#### [Task item]
After locating the line with "The run is started by" in the data that follows, return it and every later line exactly, up to and including the line with "Question: How long".

#### [Dataset extract]
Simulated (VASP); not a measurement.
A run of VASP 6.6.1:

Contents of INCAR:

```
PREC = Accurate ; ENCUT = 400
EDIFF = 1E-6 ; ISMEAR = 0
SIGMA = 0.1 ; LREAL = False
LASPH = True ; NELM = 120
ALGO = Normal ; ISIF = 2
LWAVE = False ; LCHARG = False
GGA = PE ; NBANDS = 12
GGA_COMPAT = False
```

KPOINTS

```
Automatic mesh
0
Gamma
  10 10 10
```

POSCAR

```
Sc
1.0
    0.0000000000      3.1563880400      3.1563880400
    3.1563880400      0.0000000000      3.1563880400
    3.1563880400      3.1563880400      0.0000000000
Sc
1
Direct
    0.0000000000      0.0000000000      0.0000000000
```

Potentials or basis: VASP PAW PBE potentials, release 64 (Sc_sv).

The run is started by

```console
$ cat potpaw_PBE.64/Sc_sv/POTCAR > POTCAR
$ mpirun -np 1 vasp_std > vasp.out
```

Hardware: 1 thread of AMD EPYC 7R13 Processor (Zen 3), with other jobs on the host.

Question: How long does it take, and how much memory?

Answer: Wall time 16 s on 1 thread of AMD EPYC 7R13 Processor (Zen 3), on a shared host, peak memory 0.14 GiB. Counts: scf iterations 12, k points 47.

#### [Task result]
The run is started by

```console
$ cat potpaw_PBE.64/Sc_sv/POTCAR > POTCAR
$ mpirun -np 1 vasp_std > vasp.out
```

Hardware: 1 thread of AMD EPYC 7R13 Processor (Zen 3), with other jobs on the host.

Question: How long does it take, and how much memory?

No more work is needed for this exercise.